#### Dataset:
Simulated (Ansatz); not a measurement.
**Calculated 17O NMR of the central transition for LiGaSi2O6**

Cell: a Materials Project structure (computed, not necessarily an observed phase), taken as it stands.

#### Work task:
Now write the data shown above out again, word for word.

#### Worked solution:
Simulated (Ansatz); not a measurement.
**Calculated 17O NMR of the central transition for LiGaSi2O6**

Cell: a Materials Project structure (computed, not necessarily an observed phase), taken as it stands.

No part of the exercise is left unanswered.